-- WORK INSTRUCTION --
Return every record below exactly as written.

- Opening Delimiter -

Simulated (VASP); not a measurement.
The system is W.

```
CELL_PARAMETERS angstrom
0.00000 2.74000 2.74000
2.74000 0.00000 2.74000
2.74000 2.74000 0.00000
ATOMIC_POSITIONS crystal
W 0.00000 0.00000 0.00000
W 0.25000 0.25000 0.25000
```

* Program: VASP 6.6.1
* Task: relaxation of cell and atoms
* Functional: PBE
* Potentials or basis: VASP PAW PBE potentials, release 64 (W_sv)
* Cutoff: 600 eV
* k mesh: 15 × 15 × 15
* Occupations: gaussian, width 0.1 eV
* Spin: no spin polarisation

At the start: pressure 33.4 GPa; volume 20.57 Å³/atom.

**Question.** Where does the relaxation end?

- Closing Delimiter -

-- EXPECTED ANSWER --
Simulated (VASP); not a measurement.
The system is W.

```
CELL_PARAMETERS angstrom
0.00000 2.74000 2.74000
2.74000 0.00000 2.74000
2.74000 2.74000 0.00000
ATOMIC_POSITIONS crystal
W 0.00000 0.00000 0.00000
W 0.25000 0.25000 0.25000
```

* Program: VASP 6.6.1
* Task: relaxation of cell and atoms
* Functional: PBE
* Potentials or basis: VASP PAW PBE potentials, release 64 (W_sv)
* Cutoff: 600 eV
* k mesh: 15 × 15 × 15
* Occupations: gaussian, width 0.1 eV
* Spin: no spin polarisation

At the start: pressure 33.4 GPa; volume 20.57 Å³/atom.

**Question.** Where does the relaxation end?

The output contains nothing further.